=== Begin Enclosure ===
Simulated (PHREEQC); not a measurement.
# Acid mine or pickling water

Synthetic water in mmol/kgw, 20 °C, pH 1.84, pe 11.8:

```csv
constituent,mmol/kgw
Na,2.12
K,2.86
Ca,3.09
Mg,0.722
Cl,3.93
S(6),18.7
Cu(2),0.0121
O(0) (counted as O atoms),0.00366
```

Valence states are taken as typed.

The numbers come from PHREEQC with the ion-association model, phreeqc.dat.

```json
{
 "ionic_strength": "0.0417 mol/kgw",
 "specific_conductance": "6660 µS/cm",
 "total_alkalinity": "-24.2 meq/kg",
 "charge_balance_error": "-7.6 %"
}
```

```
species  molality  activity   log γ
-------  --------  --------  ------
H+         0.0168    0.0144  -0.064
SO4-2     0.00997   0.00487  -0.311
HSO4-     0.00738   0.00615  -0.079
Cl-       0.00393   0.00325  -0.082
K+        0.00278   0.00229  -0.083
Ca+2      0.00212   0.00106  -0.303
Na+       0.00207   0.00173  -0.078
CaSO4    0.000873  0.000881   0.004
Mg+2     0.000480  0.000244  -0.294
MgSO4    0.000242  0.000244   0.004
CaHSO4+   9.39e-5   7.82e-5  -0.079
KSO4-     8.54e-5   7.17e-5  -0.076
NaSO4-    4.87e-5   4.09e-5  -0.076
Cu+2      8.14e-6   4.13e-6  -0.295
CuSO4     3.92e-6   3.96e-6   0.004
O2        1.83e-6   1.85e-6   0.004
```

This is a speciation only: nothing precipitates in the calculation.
=== End Enclosure ===

## EXERCISE
Write out a verbatim copy of the data, beginning with its first line and ending with the line that contains "Valence states are taken as typed.".

## PROBLEM SOLUTION
Simulated (PHREEQC); not a measurement.
# Acid mine or pickling water

Synthetic water in mmol/kgw, 20 °C, pH 1.84, pe 11.8:

```csv
constituent,mmol/kgw
Na,2.12
K,2.86
Ca,3.09
Mg,0.722
Cl,3.93
S(6),18.7
Cu(2),0.0121
O(0) (counted as O atoms),0.00366
```

Valence states are taken as typed.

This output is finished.